==== Data records ====
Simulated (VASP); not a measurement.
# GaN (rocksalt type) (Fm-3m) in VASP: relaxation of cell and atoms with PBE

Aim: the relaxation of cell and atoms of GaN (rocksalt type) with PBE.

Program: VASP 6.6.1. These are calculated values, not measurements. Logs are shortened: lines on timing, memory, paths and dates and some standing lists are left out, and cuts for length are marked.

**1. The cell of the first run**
====

Work instruction:
Repeat the listing exactly, keeping every word in place.

Answer area:
Simulated (VASP); not a measurement.
# GaN (rocksalt type) (Fm-3m) in VASP: relaxation of cell and atoms with PBE

Aim: the relaxation of cell and atoms of GaN (rocksalt type) with PBE.

Program: VASP 6.6.1. These are calculated values, not measurements. Logs are shortened: lines on timing, memory, paths and dates and some standing lists are left out, and cuts for length are marked.

**1. The cell of the first run**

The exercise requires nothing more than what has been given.